| ACTION ITEM |
Please restate the data word for word, leaving out no line.

[RECORDS PROVIDED — start]

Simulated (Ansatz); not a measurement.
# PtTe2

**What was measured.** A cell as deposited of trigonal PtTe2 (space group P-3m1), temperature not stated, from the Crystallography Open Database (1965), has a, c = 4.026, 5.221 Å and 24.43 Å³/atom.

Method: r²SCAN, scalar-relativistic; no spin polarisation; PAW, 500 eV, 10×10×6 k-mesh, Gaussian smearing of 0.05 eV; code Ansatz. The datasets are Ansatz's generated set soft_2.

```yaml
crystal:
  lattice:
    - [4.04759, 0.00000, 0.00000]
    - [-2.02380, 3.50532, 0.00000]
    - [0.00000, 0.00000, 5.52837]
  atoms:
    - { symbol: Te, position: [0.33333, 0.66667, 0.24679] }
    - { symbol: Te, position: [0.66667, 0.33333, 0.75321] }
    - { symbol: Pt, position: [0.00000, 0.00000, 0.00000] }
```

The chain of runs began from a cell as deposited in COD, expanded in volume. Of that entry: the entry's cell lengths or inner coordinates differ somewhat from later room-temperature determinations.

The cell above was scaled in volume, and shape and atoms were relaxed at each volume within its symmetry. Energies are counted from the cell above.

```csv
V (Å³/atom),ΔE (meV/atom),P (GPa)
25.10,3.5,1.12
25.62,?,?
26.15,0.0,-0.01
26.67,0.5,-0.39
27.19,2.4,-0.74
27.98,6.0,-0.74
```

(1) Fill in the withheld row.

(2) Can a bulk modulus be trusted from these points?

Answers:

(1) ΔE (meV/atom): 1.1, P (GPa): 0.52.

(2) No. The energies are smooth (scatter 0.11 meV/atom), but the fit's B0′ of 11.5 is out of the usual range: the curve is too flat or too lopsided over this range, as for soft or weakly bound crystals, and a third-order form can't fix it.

[RECORDS PROVIDED — finish]

| EXERCISE RESPONSE |
Simulated (Ansatz); not a measurement.
# PtTe2

**What was measured.** A cell as deposited of trigonal PtTe2 (space group P-3m1), temperature not stated, from the Crystallography Open Database (1965), has a, c = 4.026, 5.221 Å and 24.43 Å³/atom.

Method: r²SCAN, scalar-relativistic; no spin polarisation; PAW, 500 eV, 10×10×6 k-mesh, Gaussian smearing of 0.05 eV; code Ansatz. The datasets are Ansatz's generated set soft_2.

```yaml
crystal:
  lattice:
    - [4.04759, 0.00000, 0.00000]
    - [-2.02380, 3.50532, 0.00000]
    - [0.00000, 0.00000, 5.52837]
  atoms:
    - { symbol: Te, position: [0.33333, 0.66667, 0.24679] }
    - { symbol: Te, position: [0.66667, 0.33333, 0.75321] }
    - { symbol: Pt, position: [0.00000, 0.00000, 0.00000] }
```

The chain of runs began from a cell as deposited in COD, expanded in volume. Of that entry: the entry's cell lengths or inner coordinates differ somewhat from later room-temperature determinations.

The cell above was scaled in volume, and shape and atoms were relaxed at each volume within its symmetry. Energies are counted from the cell above.

```csv
V (Å³/atom),ΔE (meV/atom),P (GPa)
25.10,3.5,1.12
25.62,?,?
26.15,0.0,-0.01
26.67,0.5,-0.39
27.19,2.4,-0.74
27.98,6.0,-0.74
```

(1) Fill in the withheld row.

(2) Can a bulk modulus be trusted from these points?

Answers:

(1) ΔE (meV/atom): 1.1, P (GPa): 0.52.

(2) No. The energies are smooth (scatter 0.11 meV/atom), but the fit's B0′ of 11.5 is out of the usual range: the curve is too flat or too lopsided over this range, as for soft or weakly bound crystals, and a third-order form can't fix it.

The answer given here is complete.